☆ ☆ ☆ ☆ ☆

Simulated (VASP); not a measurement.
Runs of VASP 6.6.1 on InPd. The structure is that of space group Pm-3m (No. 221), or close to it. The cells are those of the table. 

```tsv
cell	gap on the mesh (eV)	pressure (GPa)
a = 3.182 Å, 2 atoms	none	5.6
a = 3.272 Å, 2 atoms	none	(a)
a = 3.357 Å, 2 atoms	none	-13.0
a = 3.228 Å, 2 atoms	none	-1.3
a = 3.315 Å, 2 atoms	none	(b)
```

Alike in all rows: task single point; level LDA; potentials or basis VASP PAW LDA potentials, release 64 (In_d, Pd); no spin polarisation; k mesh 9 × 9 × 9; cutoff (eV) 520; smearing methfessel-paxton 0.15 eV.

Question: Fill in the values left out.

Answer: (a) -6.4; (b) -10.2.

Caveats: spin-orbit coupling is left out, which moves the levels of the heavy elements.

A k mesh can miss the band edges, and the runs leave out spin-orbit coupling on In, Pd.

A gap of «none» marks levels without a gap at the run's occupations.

☆ ☆ ☆ ☆ ☆

> _Requirement_
Quote the data above from the line containing "Caveats: spin-orbit coupling" to the line containing "A k mesh can", inclusive, and stop.

> _Response_
Caveats: spin-orbit coupling is left out, which moves the levels of the heavy elements.

A k mesh can miss the band edges, and the runs leave out spin-orbit coupling on In, Pd.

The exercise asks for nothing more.